Every line in the records below between the one holding "Energies from PySCF" and the one holding "What do B3LYP/6-31G*, LDA/def2-TZVP†, ωB97M-V/def2-TZVP†", inclusive, is to be set down exactly; all other lines are to be left out.

___ EXCERPTED RECORDS
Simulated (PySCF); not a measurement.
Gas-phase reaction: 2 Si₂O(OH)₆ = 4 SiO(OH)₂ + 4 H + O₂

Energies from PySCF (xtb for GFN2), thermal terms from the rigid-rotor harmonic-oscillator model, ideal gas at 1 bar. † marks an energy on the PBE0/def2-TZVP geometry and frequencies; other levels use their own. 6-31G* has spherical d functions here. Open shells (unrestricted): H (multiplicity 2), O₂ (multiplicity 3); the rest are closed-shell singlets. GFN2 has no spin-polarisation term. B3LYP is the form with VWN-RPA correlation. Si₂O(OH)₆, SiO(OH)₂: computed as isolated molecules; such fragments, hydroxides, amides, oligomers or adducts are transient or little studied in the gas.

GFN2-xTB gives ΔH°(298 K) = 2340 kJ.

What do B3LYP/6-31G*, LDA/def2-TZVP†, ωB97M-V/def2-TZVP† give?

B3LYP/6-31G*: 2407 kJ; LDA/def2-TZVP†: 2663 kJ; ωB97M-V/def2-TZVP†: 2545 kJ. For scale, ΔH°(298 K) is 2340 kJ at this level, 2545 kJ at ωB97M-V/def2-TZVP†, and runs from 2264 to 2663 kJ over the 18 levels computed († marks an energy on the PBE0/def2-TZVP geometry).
______

- [EXERCISE RESPONSE]:
Energies from PySCF (xtb for GFN2), thermal terms from the rigid-rotor harmonic-oscillator model, ideal gas at 1 bar. † marks an energy on the PBE0/def2-TZVP geometry and frequencies; other levels use their own. 6-31G* has spherical d functions here. Open shells (unrestricted): H (multiplicity 2), O₂ (multiplicity 3); the rest are closed-shell singlets. GFN2 has no spin-polarisation term. B3LYP is the form with VWN-RPA correlation. Si₂O(OH)₆, SiO(OH)₂: computed as isolated molecules; such fragments, hydroxides, amides, oligomers or adducts are transient or little studied in the gas.

GFN2-xTB gives ΔH°(298 K) = 2340 kJ.

What do B3LYP/6-31G*, LDA/def2-TZVP†, ωB97M-V/def2-TZVP† give?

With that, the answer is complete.